▶ _Action item_: Since only part of the material below is wanted, output exactly the lines from the one with "The cell comes" up to and including the one with "An input for".

▶ _Data listing_:
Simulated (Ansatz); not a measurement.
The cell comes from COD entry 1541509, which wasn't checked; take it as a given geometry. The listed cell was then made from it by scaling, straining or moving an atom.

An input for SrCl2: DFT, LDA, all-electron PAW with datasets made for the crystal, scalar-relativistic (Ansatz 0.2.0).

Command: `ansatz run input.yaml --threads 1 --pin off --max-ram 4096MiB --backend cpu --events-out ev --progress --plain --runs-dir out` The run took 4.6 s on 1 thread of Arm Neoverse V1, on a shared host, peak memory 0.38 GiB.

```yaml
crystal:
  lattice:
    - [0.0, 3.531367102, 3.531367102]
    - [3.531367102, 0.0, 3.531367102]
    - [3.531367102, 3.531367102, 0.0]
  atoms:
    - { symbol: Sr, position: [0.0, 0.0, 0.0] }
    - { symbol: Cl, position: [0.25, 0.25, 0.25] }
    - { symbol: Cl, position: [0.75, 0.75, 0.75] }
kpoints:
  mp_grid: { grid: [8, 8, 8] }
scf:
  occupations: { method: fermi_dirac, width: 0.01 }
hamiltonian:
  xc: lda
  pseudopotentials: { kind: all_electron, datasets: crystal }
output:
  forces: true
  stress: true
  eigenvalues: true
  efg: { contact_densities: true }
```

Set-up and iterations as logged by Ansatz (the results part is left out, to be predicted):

▶ _Worked solution_:
The cell comes from COD entry 1541509, which wasn't checked; take it as a given geometry. The listed cell was then made from it by scaling, straining or moving an atom.

An input for SrCl2: DFT, LDA, all-electron PAW with datasets made for the crystal, scalar-relativistic (Ansatz 0.2.0).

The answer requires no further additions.